■ **INFORMATION**:
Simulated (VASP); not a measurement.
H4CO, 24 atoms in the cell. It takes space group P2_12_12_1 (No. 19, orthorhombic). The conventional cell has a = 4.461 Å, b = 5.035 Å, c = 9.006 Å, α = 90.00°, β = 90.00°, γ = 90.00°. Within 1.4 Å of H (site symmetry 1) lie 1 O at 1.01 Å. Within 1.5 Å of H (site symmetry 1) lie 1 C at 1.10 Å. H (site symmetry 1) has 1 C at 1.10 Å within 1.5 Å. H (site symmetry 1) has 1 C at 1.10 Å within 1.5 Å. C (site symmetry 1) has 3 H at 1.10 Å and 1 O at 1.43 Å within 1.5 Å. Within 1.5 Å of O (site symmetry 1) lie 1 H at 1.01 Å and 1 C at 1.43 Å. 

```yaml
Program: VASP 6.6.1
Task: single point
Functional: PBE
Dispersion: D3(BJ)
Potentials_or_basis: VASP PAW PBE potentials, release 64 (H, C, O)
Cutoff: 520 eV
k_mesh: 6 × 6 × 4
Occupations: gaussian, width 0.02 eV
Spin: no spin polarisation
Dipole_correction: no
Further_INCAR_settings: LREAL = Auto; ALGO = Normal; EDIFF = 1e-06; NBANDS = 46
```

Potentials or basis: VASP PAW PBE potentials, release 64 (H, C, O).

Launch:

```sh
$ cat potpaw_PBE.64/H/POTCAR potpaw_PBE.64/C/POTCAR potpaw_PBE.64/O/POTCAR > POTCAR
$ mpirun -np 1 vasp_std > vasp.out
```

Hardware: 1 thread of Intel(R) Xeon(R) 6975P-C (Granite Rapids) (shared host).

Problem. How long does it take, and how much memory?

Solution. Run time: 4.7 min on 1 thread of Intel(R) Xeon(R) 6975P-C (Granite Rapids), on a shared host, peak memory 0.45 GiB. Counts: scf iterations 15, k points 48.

■ **WORK INSTRUCTION**:
From the records above, transcribe exactly the run of lines that opens with the line holding "Hardware: 1 thread" and closes with the line holding "Problem. How long", both included.

■ **EXERCISE SOLUTION**:
Hardware: 1 thread of Intel(R) Xeon(R) 6975P-C (Granite Rapids) (shared host).

Problem. How long does it take, and how much memory?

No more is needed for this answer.